- **Task item**
Having read the listing below, repeat it exactly.

- **Entries provided**
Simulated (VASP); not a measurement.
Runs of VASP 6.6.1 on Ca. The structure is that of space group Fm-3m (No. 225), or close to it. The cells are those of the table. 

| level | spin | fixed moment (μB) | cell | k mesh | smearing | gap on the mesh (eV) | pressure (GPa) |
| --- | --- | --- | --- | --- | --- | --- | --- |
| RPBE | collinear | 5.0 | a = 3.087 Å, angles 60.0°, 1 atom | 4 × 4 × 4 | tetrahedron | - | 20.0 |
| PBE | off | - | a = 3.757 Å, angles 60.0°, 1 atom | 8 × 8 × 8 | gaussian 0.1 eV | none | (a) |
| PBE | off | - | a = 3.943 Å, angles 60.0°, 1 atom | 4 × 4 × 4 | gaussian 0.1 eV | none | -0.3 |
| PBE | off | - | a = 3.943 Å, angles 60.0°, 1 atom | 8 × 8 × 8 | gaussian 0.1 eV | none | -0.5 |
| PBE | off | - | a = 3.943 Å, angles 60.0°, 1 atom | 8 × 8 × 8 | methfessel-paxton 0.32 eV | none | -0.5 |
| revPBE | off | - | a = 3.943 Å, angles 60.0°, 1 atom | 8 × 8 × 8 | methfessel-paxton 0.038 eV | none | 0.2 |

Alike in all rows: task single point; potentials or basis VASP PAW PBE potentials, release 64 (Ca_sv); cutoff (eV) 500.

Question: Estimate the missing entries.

- **Answer box**
Simulated (VASP); not a measurement.
Runs of VASP 6.6.1 on Ca. The structure is that of space group Fm-3m (No. 225), or close to it. The cells are those of the table. 

| level | spin | fixed moment (μB) | cell | k mesh | smearing | gap on the mesh (eV) | pressure (GPa) |
| --- | --- | --- | --- | --- | --- | --- | --- |
| RPBE | collinear | 5.0 | a = 3.087 Å, angles 60.0°, 1 atom | 4 × 4 × 4 | tetrahedron | - | 20.0 |
| PBE | off | - | a = 3.757 Å, angles 60.0°, 1 atom | 8 × 8 × 8 | gaussian 0.1 eV | none | (a) |
| PBE | off | - | a = 3.943 Å, angles 60.0°, 1 atom | 4 × 4 × 4 | gaussian 0.1 eV | none | -0.3 |
| PBE | off | - | a = 3.943 Å, angles 60.0°, 1 atom | 8 × 8 × 8 | gaussian 0.1 eV | none | -0.5 |
| PBE | off | - | a = 3.943 Å, angles 60.0°, 1 atom | 8 × 8 × 8 | methfessel-paxton 0.32 eV | none | -0.5 |
| revPBE | off | - | a = 3.943 Å, angles 60.0°, 1 atom | 8 × 8 × 8 | methfessel-paxton 0.038 eV | none | 0.2 |

Alike in all rows: task single point; potentials or basis VASP PAW PBE potentials, release 64 (Ca_sv); cutoff (eV) 500.

Question: Estimate the missing entries.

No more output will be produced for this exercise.